Available data:
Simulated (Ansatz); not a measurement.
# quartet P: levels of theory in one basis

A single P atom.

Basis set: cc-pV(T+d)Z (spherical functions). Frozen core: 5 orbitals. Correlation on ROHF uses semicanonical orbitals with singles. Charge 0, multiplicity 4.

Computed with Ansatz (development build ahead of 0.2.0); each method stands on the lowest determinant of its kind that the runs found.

Assignment: Exact output of every entry is required.

Answer space:
Simulated (Ansatz); not a measurement.
# quartet P: levels of theory in one basis

A single P atom.

Basis set: cc-pV(T+d)Z (spherical functions). Frozen core: 5 orbitals. Correlation on ROHF uses semicanonical orbitals with singles. Charge 0, multiplicity 4.

Computed with Ansatz (development build ahead of 0.2.0); each method stands on the lowest determinant of its kind that the runs found.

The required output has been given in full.